* Data excerpts

******

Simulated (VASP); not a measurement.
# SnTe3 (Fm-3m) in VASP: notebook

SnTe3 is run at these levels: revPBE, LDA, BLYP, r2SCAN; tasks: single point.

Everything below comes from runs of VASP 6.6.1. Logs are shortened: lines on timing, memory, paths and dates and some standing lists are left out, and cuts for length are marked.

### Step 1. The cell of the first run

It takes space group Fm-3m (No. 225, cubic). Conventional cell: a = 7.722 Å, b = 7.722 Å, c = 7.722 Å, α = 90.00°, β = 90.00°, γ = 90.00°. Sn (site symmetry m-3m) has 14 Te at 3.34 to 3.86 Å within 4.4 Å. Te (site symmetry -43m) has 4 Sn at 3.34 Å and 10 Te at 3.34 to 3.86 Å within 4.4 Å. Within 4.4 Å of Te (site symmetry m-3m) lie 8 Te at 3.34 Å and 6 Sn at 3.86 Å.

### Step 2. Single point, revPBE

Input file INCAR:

******

* Work instruction
Transcribe the material above in full, keeping each word unchanged.

* Problem solution
Simulated (VASP); not a measurement.
# SnTe3 (Fm-3m) in VASP: notebook

SnTe3 is run at these levels: revPBE, LDA, BLYP, r2SCAN; tasks: single point.

Everything below comes from runs of VASP 6.6.1. Logs are shortened: lines on timing, memory, paths and dates and some standing lists are left out, and cuts for length are marked.

### Step 1. The cell of the first run

It takes space group Fm-3m (No. 225, cubic). Conventional cell: a = 7.722 Å, b = 7.722 Å, c = 7.722 Å, α = 90.00°, β = 90.00°, γ = 90.00°. Sn (site symmetry m-3m) has 14 Te at 3.34 to 3.86 Å within 4.4 Å. Te (site symmetry -43m) has 4 Sn at 3.34 Å and 10 Te at 3.34 to 3.86 Å within 4.4 Å. Within 4.4 Å of Te (site symmetry m-3m) lie 8 Te at 3.34 Å and 6 Sn at 3.86 Å.

### Step 2. Single point, revPBE

Input file INCAR:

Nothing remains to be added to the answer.